- **Work item**:
Starting at the top of the data and ending with the line that holds "Method: DFT PBEsol, scalar-relativistic, plane", transcribe each line exactly; include both ends.

- **Stored data**:
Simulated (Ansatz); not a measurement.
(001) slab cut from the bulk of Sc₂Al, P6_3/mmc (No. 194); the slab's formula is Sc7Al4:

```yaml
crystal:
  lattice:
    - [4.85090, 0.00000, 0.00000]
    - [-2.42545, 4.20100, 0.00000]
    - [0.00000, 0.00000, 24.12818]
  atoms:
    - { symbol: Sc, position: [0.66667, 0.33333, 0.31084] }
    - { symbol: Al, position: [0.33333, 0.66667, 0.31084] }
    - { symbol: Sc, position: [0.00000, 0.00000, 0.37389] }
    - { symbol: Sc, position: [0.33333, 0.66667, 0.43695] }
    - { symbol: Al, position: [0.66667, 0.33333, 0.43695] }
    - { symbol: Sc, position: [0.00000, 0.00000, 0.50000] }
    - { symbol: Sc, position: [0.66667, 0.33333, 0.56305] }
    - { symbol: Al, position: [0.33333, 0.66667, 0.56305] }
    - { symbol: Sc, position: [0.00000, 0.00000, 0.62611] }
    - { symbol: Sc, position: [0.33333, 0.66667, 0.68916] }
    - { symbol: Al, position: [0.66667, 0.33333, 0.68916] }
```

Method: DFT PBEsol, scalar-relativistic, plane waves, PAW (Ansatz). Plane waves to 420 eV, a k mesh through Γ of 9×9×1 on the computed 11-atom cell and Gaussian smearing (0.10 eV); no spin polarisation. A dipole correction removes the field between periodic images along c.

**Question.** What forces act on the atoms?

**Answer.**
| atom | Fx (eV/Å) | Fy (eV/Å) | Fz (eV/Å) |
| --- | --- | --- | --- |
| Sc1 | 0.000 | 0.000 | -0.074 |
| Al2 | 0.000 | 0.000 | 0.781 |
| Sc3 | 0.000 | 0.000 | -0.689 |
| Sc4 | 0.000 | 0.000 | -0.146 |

- **Task response**:
Simulated (Ansatz); not a measurement.
(001) slab cut from the bulk of Sc₂Al, P6_3/mmc (No. 194); the slab's formula is Sc7Al4:

```yaml
crystal:
  lattice:
    - [4.85090, 0.00000, 0.00000]
    - [-2.42545, 4.20100, 0.00000]
    - [0.00000, 0.00000, 24.12818]
  atoms:
    - { symbol: Sc, position: [0.66667, 0.33333, 0.31084] }
    - { symbol: Al, position: [0.33333, 0.66667, 0.31084] }
    - { symbol: Sc, position: [0.00000, 0.00000, 0.37389] }
    - { symbol: Sc, position: [0.33333, 0.66667, 0.43695] }
    - { symbol: Al, position: [0.66667, 0.33333, 0.43695] }
    - { symbol: Sc, position: [0.00000, 0.00000, 0.50000] }
    - { symbol: Sc, position: [0.66667, 0.33333, 0.56305] }
    - { symbol: Al, position: [0.33333, 0.66667, 0.56305] }
    - { symbol: Sc, position: [0.00000, 0.00000, 0.62611] }
    - { symbol: Sc, position: [0.33333, 0.66667, 0.68916] }
    - { symbol: Al, position: [0.66667, 0.33333, 0.68916] }
```

Method: DFT PBEsol, scalar-relativistic, plane waves, PAW (Ansatz). Plane waves to 420 eV, a k mesh through Γ of 9×9×1 on the computed 11-atom cell and Gaussian smearing (0.10 eV); no spin polarisation. A dipole correction removes the field between periodic images along c.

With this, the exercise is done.